*** Provided records Section Begins ***

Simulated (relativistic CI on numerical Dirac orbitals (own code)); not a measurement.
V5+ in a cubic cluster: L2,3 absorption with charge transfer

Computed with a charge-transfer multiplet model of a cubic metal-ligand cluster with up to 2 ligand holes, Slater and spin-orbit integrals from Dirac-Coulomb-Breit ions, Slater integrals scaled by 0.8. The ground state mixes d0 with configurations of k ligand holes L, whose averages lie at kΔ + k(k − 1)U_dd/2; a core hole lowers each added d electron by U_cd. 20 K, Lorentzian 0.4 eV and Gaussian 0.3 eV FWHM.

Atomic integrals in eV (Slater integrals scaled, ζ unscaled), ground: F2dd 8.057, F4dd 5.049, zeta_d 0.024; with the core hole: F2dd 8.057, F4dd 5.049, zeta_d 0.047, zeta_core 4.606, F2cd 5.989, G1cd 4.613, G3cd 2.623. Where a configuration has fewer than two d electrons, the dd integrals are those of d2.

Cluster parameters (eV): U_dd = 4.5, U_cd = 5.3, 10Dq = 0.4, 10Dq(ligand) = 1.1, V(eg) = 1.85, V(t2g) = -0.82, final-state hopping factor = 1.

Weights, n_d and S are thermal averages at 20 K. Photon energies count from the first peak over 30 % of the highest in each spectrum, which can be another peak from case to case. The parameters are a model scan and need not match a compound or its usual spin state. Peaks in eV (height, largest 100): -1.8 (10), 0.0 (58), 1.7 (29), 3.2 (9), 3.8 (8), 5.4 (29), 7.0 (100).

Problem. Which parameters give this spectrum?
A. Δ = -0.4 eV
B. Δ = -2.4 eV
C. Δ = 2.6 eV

*** Provided records Section Ends ***

### Action item
Every line of the material is to be transcribed exactly.

### Task solution
Simulated (relativistic CI on numerical Dirac orbitals (own code)); not a measurement.
V5+ in a cubic cluster: L2,3 absorption with charge transfer

Computed with a charge-transfer multiplet model of a cubic metal-ligand cluster with up to 2 ligand holes, Slater and spin-orbit integrals from Dirac-Coulomb-Breit ions, Slater integrals scaled by 0.8. The ground state mixes d0 with configurations of k ligand holes L, whose averages lie at kΔ + k(k − 1)U_dd/2; a core hole lowers each added d electron by U_cd. 20 K, Lorentzian 0.4 eV and Gaussian 0.3 eV FWHM.

Atomic integrals in eV (Slater integrals scaled, ζ unscaled), ground: F2dd 8.057, F4dd 5.049, zeta_d 0.024; with the core hole: F2dd 8.057, F4dd 5.049, zeta_d 0.047, zeta_core 4.606, F2cd 5.989, G1cd 4.613, G3cd 2.623. Where a configuration has fewer than two d electrons, the dd integrals are those of d2.

Cluster parameters (eV): U_dd = 4.5, U_cd = 5.3, 10Dq = 0.4, 10Dq(ligand) = 1.1, V(eg) = 1.85, V(t2g) = -0.82, final-state hopping factor = 1.

Weights, n_d and S are thermal averages at 20 K. Photon energies count from the first peak over 30 % of the highest in each spectrum, which can be another peak from case to case. The parameters are a model scan and need not match a compound or its usual spin state. Peaks in eV (height, largest 100): -1.8 (10), 0.0 (58), 1.7 (29), 3.2 (9), 3.8 (8), 5.4 (29), 7.0 (100).

Problem. Which parameters give this spectrum?
A. Δ = -0.4 eV
B. Δ = -2.4 eV
C. Δ = 2.6 eV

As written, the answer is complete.